-- Dataset extract follows --

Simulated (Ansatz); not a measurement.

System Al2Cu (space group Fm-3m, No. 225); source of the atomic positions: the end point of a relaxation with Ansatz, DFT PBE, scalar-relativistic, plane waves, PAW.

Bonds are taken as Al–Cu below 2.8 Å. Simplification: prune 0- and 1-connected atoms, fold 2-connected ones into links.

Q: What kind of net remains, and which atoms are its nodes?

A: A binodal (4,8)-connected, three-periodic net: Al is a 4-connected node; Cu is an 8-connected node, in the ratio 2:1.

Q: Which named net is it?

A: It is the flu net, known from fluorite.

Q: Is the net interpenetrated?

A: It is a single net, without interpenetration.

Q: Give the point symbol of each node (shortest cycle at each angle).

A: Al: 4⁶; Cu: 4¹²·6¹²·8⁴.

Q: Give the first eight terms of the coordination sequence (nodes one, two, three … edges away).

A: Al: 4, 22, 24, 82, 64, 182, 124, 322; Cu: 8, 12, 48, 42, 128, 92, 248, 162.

-- Dataset extract concluded --

**Requirement**. Repeat exactly the lines of the material above, taking the first line, the line with "Q: Give the first", and every line between them.

**Written solution**.
Simulated (Ansatz); not a measurement.

System Al2Cu (space group Fm-3m, No. 225); source of the atomic positions: the end point of a relaxation with Ansatz, DFT PBE, scalar-relativistic, plane waves, PAW.

Bonds are taken as Al–Cu below 2.8 Å. Simplification: prune 0- and 1-connected atoms, fold 2-connected ones into links.

Q: What kind of net remains, and which atoms are its nodes?

A: A binodal (4,8)-connected, three-periodic net: Al is a 4-connected node; Cu is an 8-connected node, in the ratio 2:1.

Q: Which named net is it?

A: It is the flu net, known from fluorite.

Q: Is the net interpenetrated?

A: It is a single net, without interpenetration.

Q: Give the point symbol of each node (shortest cycle at each angle).

A: Al: 4⁶; Cu: 4¹²·6¹²·8⁴.

Q: Give the first eight terms of the coordination sequence (nodes one, two, three … edges away).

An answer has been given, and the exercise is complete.